·····
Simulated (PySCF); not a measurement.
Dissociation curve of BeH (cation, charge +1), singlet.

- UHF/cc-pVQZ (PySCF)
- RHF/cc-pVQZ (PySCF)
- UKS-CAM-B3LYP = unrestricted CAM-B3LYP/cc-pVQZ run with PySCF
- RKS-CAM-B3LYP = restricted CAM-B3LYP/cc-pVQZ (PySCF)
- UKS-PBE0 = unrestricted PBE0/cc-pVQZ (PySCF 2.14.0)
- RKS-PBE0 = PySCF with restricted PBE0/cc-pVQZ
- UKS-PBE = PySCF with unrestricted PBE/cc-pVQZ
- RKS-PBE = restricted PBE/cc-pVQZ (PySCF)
·····

Work order » Type the data again exactly. Leave nothing out.

Task output »
Simulated (PySCF); not a measurement.
Dissociation curve of BeH (cation, charge +1), singlet.

- UHF/cc-pVQZ (PySCF)
- RHF/cc-pVQZ (PySCF)
- UKS-CAM-B3LYP = unrestricted CAM-B3LYP/cc-pVQZ run with PySCF
- RKS-CAM-B3LYP = restricted CAM-B3LYP/cc-pVQZ (PySCF)
- UKS-PBE0 = unrestricted PBE0/cc-pVQZ (PySCF 2.14.0)
- RKS-PBE0 = PySCF with restricted PBE0/cc-pVQZ
- UKS-PBE = PySCF with unrestricted PBE/cc-pVQZ
- RKS-PBE = restricted PBE/cc-pVQZ (PySCF)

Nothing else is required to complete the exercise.